___ Material supplied ___

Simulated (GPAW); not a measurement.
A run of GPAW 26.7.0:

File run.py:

___

Repeat the data exactly as it was given above.

Simulated (GPAW); not a measurement.
A run of GPAW 26.7.0:

File run.py:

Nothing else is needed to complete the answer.